Please print all of the records shown below, exactly as given.

——
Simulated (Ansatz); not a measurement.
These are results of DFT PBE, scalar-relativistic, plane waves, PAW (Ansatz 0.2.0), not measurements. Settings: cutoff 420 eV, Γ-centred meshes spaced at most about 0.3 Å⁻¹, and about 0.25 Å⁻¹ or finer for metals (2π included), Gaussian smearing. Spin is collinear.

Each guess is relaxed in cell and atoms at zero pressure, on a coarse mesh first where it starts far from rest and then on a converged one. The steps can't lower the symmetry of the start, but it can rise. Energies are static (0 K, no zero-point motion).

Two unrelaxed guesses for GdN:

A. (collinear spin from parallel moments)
——

▶ **Written solution**:
Simulated (Ansatz); not a measurement.
These are results of DFT PBE, scalar-relativistic, plane waves, PAW (Ansatz 0.2.0), not measurements. Settings: cutoff 420 eV, Γ-centred meshes spaced at most about 0.3 Å⁻¹, and about 0.25 Å⁻¹ or finer for metals (2π included), Gaussian smearing. Spin is collinear.

Each guess is relaxed in cell and atoms at zero pressure, on a coarse mesh first where it starts far from rest and then on a converged one. The steps can't lower the symmetry of the start, but it can rise. Energies are static (0 K, no zero-point motion).

Two unrelaxed guesses for GdN:

A. (collinear spin from parallel moments)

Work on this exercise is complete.